- _Brief_: Nothing is to be left out: repeat every entry exactly as given.

BEGIN

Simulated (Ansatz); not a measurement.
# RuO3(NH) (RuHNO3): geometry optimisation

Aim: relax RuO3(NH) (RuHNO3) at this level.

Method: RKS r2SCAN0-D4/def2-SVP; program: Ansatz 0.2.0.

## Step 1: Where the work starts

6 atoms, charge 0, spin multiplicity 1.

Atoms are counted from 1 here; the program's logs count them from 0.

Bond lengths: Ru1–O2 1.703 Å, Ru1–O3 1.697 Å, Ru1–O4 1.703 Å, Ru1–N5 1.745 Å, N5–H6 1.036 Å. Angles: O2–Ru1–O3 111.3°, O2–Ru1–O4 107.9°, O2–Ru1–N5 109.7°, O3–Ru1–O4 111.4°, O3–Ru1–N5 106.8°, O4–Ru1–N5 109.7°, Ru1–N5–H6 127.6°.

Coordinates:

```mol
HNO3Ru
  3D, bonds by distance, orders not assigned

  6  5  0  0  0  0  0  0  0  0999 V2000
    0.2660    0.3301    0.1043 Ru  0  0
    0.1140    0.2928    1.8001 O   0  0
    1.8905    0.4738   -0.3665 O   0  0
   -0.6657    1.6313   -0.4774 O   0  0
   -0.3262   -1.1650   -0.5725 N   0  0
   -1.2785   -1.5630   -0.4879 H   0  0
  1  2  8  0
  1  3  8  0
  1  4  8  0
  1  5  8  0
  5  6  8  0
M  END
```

END

- _Task result_:
Simulated (Ansatz); not a measurement.
# RuO3(NH) (RuHNO3): geometry optimisation

Aim: relax RuO3(NH) (RuHNO3) at this level.

Method: RKS r2SCAN0-D4/def2-SVP; program: Ansatz 0.2.0.

## Step 1: Where the work starts

6 atoms, charge 0, spin multiplicity 1.

Atoms are counted from 1 here; the program's logs count them from 0.

Bond lengths: Ru1–O2 1.703 Å, Ru1–O3 1.697 Å, Ru1–O4 1.703 Å, Ru1–N5 1.745 Å, N5–H6 1.036 Å. Angles: O2–Ru1–O3 111.3°, O2–Ru1–O4 107.9°, O2–Ru1–N5 109.7°, O3–Ru1–O4 111.4°, O3–Ru1–N5 106.8°, O4–Ru1–N5 109.7°, Ru1–N5–H6 127.6°.

Coordinates:

```mol
HNO3Ru
  3D, bonds by distance, orders not assigned

  6  5  0  0  0  0  0  0  0  0999 V2000
    0.2660    0.3301    0.1043 Ru  0  0
    0.1140    0.2928    1.8001 O   0  0
    1.8905    0.4738   -0.3665 O   0  0
   -0.6657    1.6313   -0.4774 O   0  0
   -0.3262   -1.1650   -0.5725 N   0  0
   -1.2785   -1.5630   -0.4879 H   0  0
  1  2  8  0
  1  3  8  0
  1  4  8  0
  1  5  8  0
  5  6  8  0
M  END
```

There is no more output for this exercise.